◆ **AVAILABLE DATA**
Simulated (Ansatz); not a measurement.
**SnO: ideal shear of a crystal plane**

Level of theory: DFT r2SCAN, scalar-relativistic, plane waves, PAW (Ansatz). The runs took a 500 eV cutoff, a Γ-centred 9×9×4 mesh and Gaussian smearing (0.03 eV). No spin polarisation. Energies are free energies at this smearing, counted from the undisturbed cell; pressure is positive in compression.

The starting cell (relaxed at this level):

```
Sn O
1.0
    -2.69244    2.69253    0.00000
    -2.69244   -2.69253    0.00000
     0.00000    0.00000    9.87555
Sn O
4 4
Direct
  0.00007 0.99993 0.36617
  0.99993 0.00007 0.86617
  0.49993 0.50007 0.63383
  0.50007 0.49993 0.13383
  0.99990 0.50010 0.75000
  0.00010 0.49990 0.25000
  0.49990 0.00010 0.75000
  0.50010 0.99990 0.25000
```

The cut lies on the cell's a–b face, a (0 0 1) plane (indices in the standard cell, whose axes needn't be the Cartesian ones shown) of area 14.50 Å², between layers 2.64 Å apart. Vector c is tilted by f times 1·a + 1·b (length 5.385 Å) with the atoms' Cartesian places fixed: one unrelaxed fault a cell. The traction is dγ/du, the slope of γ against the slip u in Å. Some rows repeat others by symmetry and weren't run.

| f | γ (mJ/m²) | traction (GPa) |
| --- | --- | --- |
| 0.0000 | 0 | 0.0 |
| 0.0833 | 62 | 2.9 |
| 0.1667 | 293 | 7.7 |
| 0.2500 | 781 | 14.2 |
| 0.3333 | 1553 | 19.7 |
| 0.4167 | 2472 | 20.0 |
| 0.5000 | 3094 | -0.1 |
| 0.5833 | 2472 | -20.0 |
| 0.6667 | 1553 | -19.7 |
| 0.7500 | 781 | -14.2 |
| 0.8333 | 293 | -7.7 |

◆ **BRIEF**
An exact copy of the lines above between the line holding "3094 | -0.1 |" and the line holding "781 | -14.2 |", inclusive, is the whole answer.

◆ **REPLY**
| 0.5000 | 3094 | -0.1 |
| 0.5833 | 2472 | -20.0 |
| 0.6667 | 1553 | -19.7 |
| 0.7500 | 781 | -14.2 |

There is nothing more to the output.